**Action item**
In the records that follow, the lines from the one containing "# 3-layer blue" to the one containing "## 2. Relaxing the slab", inclusive, are to be given again exactly.

**Listed entries**
++++++

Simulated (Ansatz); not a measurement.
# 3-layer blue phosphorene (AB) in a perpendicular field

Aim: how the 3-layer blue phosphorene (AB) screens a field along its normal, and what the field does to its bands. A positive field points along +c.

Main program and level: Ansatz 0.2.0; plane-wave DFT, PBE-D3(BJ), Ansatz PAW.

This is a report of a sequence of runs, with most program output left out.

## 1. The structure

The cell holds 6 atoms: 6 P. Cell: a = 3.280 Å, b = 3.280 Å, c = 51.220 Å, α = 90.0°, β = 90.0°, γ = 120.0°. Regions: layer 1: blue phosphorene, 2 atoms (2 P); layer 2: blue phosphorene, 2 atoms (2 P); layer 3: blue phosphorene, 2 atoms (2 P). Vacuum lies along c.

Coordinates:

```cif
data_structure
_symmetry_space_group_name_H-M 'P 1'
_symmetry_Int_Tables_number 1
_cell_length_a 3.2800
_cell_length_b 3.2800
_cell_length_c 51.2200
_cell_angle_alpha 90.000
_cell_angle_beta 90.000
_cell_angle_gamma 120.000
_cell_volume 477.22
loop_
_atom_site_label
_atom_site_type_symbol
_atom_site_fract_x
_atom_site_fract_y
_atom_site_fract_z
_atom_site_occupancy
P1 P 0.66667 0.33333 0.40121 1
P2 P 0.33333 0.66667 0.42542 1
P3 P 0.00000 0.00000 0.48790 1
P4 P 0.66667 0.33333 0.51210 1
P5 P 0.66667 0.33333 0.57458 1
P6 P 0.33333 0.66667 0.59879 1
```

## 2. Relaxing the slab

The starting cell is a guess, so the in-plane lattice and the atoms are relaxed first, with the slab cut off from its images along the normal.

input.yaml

++++++

**Task solution**
# 3-layer blue phosphorene (AB) in a perpendicular field

Aim: how the 3-layer blue phosphorene (AB) screens a field along its normal, and what the field does to its bands. A positive field points along +c.

Main program and level: Ansatz 0.2.0; plane-wave DFT, PBE-D3(BJ), Ansatz PAW.

This is a report of a sequence of runs, with most program output left out.

## 1. The structure

The cell holds 6 atoms: 6 P. Cell: a = 3.280 Å, b = 3.280 Å, c = 51.220 Å, α = 90.0°, β = 90.0°, γ = 120.0°. Regions: layer 1: blue phosphorene, 2 atoms (2 P); layer 2: blue phosphorene, 2 atoms (2 P); layer 3: blue phosphorene, 2 atoms (2 P). Vacuum lies along c.

Coordinates:

```cif
data_structure
_symmetry_space_group_name_H-M 'P 1'
_symmetry_Int_Tables_number 1
_cell_length_a 3.2800
_cell_length_b 3.2800
_cell_length_c 51.2200
_cell_angle_alpha 90.000
_cell_angle_beta 90.000
_cell_angle_gamma 120.000
_cell_volume 477.22
loop_
_atom_site_label
_atom_site_type_symbol
_atom_site_fract_x
_atom_site_fract_y
_atom_site_fract_z
_atom_site_occupancy
P1 P 0.66667 0.33333 0.40121 1
P2 P 0.33333 0.66667 0.42542 1
P3 P 0.00000 0.00000 0.48790 1
P4 P 0.66667 0.33333 0.51210 1
P5 P 0.66667 0.33333 0.57458 1
P6 P 0.33333 0.66667 0.59879 1
```

## 2. Relaxing the slab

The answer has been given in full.